*** RAW DATA ***
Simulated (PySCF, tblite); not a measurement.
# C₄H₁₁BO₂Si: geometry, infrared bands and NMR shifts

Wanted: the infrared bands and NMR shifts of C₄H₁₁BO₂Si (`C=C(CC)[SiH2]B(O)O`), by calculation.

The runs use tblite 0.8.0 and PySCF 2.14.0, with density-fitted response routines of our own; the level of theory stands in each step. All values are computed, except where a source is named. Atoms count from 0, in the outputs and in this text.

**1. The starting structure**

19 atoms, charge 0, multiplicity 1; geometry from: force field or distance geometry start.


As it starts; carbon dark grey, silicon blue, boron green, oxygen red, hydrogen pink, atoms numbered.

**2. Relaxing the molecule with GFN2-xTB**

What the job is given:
***

### ASSIGNMENT
In the data above, retype exactly and only the lines between the one holding "# C₄H₁₁BO₂Si: geometry, infrared" and the one holding "molecule with GFN2-xTB**", inclusive.

### RESPONSE AREA
# C₄H₁₁BO₂Si: geometry, infrared bands and NMR shifts

Wanted: the infrared bands and NMR shifts of C₄H₁₁BO₂Si (`C=C(CC)[SiH2]B(O)O`), by calculation.

The runs use tblite 0.8.0 and PySCF 2.14.0, with density-fitted response routines of our own; the level of theory stands in each step. All values are computed, except where a source is named. Atoms count from 0, in the outputs and in this text.

**1. The starting structure**

19 atoms, charge 0, multiplicity 1; geometry from: force field or distance geometry start.


As it starts; carbon dark grey, silicon blue, boron green, oxygen red, hydrogen pink, atoms numbered.

**2. Relaxing the molecule with GFN2-xTB**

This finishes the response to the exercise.